DATA EXCERPTS –
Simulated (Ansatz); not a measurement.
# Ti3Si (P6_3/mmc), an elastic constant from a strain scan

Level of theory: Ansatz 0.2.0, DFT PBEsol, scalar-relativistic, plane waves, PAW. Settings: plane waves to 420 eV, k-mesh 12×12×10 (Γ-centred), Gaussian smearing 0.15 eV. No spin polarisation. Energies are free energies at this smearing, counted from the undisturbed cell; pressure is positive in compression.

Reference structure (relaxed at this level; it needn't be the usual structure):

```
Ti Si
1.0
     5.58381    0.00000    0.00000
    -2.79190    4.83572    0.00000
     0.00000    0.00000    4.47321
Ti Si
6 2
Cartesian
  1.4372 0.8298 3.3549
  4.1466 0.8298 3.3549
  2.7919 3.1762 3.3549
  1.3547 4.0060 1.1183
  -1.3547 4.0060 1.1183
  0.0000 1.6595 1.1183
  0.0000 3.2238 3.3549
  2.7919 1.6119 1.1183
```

EXERCISE – Every entry above should be returned exactly as written.

TASK RESPONSE –
Simulated (Ansatz); not a measurement.
# Ti3Si (P6_3/mmc), an elastic constant from a strain scan

Level of theory: Ansatz 0.2.0, DFT PBEsol, scalar-relativistic, plane waves, PAW. Settings: plane waves to 420 eV, k-mesh 12×12×10 (Γ-centred), Gaussian smearing 0.15 eV. No spin polarisation. Energies are free energies at this smearing, counted from the undisturbed cell; pressure is positive in compression.

Reference structure (relaxed at this level; it needn't be the usual structure):

```
Ti Si
1.0
     5.58381    0.00000    0.00000
    -2.79190    4.83572    0.00000
     0.00000    0.00000    4.47321
Ti Si
6 2
Cartesian
  1.4372 0.8298 3.3549
  4.1466 0.8298 3.3549
  2.7919 3.1762 3.3549
  1.3547 4.0060 1.1183
  -1.3547 4.0060 1.1183
  0.0000 1.6595 1.1183
  0.0000 3.2238 3.3549
  2.7919 1.6119 1.1183
```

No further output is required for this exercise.